Work request: Repeat the whole listing, keeping every word and every line intact.

Recorded data:
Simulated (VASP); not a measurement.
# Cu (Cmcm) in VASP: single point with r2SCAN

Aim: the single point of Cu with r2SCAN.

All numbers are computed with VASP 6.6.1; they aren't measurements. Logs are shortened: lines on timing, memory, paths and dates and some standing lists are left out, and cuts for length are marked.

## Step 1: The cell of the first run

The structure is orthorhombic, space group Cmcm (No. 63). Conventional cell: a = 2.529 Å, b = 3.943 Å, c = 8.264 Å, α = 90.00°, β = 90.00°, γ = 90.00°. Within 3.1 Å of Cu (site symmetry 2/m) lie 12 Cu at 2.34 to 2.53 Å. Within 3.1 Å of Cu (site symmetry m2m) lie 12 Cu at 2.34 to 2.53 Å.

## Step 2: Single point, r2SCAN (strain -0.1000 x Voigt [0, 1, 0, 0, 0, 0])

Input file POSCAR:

Result:
Simulated (VASP); not a measurement.
# Cu (Cmcm) in VASP: single point with r2SCAN

Aim: the single point of Cu with r2SCAN.

All numbers are computed with VASP 6.6.1; they aren't measurements. Logs are shortened: lines on timing, memory, paths and dates and some standing lists are left out, and cuts for length are marked.

## Step 1: The cell of the first run

The structure is orthorhombic, space group Cmcm (No. 63). Conventional cell: a = 2.529 Å, b = 3.943 Å, c = 8.264 Å, α = 90.00°, β = 90.00°, γ = 90.00°. Within 3.1 Å of Cu (site symmetry 2/m) lie 12 Cu at 2.34 to 2.53 Å. Within 3.1 Å of Cu (site symmetry m2m) lie 12 Cu at 2.34 to 2.53 Å.

## Step 2: Single point, r2SCAN (strain -0.1000 x Voigt [0, 1, 0, 0, 0, 0])

Input file POSCAR:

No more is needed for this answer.